- **Provided records**:
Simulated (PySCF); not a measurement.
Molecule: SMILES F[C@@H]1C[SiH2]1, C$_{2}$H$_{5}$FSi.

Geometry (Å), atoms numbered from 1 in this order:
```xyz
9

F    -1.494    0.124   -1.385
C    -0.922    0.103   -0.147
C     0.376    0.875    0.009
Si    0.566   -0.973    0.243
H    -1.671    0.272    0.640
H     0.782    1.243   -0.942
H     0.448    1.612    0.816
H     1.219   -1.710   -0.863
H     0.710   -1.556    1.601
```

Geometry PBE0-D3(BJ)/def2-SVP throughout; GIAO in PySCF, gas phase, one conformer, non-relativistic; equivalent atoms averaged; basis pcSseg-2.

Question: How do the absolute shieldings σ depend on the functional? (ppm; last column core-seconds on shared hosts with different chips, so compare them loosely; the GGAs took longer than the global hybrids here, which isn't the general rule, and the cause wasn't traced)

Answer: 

- **Work task**: Retype the material in full. Each word must match.

- **Written reply**:
Simulated (PySCF); not a measurement.
Molecule: SMILES F[C@@H]1C[SiH2]1, C$_{2}$H$_{5}$FSi.

Geometry (Å), atoms numbered from 1 in this order:
```xyz
9

F    -1.494    0.124   -1.385
C    -0.922    0.103   -0.147
C     0.376    0.875    0.009
Si    0.566   -0.973    0.243
H    -1.671    0.272    0.640
H     0.782    1.243   -0.942
H     0.448    1.612    0.816
H     1.219   -1.710   -0.863
H     0.710   -1.556    1.601
```

Geometry PBE0-D3(BJ)/def2-SVP throughout; GIAO in PySCF, gas phase, one conformer, non-relativistic; equivalent atoms averaged; basis pcSseg-2.

Question: How do the absolute shieldings σ depend on the functional? (ppm; last column core-seconds on shared hosts with different chips, so compare them loosely; the GGAs took longer than the global hybrids here, which isn't the general rule, and the cause wasn't traced)

Answer: 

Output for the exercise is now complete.